- _Activity_
Beginning with the first line of the data below, reproduce every line unchanged, ending with the line that holds "Kinetics of strain".

□ □ □ □ □
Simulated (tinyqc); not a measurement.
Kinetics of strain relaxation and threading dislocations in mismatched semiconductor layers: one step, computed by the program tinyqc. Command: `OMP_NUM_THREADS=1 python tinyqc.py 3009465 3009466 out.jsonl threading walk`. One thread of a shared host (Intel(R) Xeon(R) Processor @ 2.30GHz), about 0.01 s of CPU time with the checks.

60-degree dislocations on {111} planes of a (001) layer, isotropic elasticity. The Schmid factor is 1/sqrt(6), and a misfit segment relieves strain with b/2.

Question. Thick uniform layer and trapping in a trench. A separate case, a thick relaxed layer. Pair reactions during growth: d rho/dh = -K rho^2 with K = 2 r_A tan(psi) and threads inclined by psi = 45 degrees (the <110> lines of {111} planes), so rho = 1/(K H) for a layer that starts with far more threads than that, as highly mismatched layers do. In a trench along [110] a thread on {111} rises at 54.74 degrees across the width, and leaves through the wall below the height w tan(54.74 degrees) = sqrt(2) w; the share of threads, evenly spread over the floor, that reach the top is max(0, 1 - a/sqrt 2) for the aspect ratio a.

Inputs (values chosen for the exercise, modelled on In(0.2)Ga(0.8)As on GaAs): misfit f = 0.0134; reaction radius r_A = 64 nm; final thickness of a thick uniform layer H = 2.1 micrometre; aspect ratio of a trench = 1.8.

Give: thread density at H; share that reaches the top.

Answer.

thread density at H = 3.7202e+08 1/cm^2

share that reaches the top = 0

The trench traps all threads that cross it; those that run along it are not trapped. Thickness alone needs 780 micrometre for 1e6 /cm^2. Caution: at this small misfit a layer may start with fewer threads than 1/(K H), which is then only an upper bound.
□ □ □ □ □

- _Written answer_
Simulated (tinyqc); not a measurement.
Kinetics of strain relaxation and threading dislocations in mismatched semiconductor layers: one step, computed by the program tinyqc. Command: `OMP_NUM_THREADS=1 python tinyqc.py 3009465 3009466 out.jsonl threading walk`. One thread of a shared host (Intel(R) Xeon(R) Processor @ 2.30GHz), about 0.01 s of CPU time with the checks.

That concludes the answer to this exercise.